▶ _WORK REQUEST_: Reproduce the material that follows, please, but only from its first line to the line containing "The run is started by", inclusive.

_ _ _ _

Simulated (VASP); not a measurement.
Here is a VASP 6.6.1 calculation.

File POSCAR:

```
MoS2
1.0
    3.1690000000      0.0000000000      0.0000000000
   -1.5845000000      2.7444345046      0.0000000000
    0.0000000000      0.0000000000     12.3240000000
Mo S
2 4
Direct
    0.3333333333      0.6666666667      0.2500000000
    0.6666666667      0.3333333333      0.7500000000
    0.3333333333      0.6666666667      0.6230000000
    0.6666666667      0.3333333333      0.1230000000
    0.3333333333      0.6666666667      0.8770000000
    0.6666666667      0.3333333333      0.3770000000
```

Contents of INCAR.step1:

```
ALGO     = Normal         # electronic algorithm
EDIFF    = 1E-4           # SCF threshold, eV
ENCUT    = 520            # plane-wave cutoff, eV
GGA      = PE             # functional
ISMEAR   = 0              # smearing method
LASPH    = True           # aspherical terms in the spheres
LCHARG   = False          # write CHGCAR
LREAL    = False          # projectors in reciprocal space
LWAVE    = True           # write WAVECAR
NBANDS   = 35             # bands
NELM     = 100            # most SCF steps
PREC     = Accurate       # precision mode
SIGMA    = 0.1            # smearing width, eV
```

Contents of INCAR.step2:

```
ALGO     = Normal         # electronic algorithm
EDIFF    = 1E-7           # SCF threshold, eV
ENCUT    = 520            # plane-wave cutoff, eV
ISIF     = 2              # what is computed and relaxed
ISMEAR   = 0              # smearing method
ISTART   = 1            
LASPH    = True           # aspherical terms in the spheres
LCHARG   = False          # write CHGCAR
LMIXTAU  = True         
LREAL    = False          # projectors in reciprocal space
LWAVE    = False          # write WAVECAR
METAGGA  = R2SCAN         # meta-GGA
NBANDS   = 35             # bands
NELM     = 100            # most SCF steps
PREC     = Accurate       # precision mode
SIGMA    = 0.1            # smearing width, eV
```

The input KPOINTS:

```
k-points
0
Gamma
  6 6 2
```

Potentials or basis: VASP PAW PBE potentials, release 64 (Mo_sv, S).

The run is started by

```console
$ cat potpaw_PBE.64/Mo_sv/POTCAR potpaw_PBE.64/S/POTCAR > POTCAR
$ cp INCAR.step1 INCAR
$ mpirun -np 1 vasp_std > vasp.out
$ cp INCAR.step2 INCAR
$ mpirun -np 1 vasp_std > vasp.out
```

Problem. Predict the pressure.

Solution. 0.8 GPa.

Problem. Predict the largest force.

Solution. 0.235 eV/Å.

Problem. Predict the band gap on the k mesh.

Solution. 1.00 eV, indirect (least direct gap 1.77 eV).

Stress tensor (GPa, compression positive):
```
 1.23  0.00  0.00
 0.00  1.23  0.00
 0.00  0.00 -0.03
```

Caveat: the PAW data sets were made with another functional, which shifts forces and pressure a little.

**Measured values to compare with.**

_ _ _ _

▶ _TASK RESPONSE_:
Simulated (VASP); not a measurement.
Here is a VASP 6.6.1 calculation.

File POSCAR:

```
MoS2
1.0
    3.1690000000      0.0000000000      0.0000000000
   -1.5845000000      2.7444345046      0.0000000000
    0.0000000000      0.0000000000     12.3240000000
Mo S
2 4
Direct
    0.3333333333      0.6666666667      0.2500000000
    0.6666666667      0.3333333333      0.7500000000
    0.3333333333      0.6666666667      0.6230000000
    0.6666666667      0.3333333333      0.1230000000
    0.3333333333      0.6666666667      0.8770000000
    0.6666666667      0.3333333333      0.3770000000
```

Contents of INCAR.step1:

```
ALGO     = Normal         # electronic algorithm
EDIFF    = 1E-4           # SCF threshold, eV
ENCUT    = 520            # plane-wave cutoff, eV
GGA      = PE             # functional
ISMEAR   = 0              # smearing method
LASPH    = True           # aspherical terms in the spheres
LCHARG   = False          # write CHGCAR
LREAL    = False          # projectors in reciprocal space
LWAVE    = True           # write WAVECAR
NBANDS   = 35             # bands
NELM     = 100            # most SCF steps
PREC     = Accurate       # precision mode
SIGMA    = 0.1            # smearing width, eV
```

Contents of INCAR.step2:

```
ALGO     = Normal         # electronic algorithm
EDIFF    = 1E-7           # SCF threshold, eV
ENCUT    = 520            # plane-wave cutoff, eV
ISIF     = 2              # what is computed and relaxed
ISMEAR   = 0              # smearing method
ISTART   = 1            
LASPH    = True           # aspherical terms in the spheres
LCHARG   = False          # write CHGCAR
LMIXTAU  = True         
LREAL    = False          # projectors in reciprocal space
LWAVE    = False          # write WAVECAR
METAGGA  = R2SCAN         # meta-GGA
NBANDS   = 35             # bands
NELM     = 100            # most SCF steps
PREC     = Accurate       # precision mode
SIGMA    = 0.1            # smearing width, eV
```

The input KPOINTS:

```
k-points
0
Gamma
  6 6 2
```

Potentials or basis: VASP PAW PBE potentials, release 64 (Mo_sv, S).

The run is started by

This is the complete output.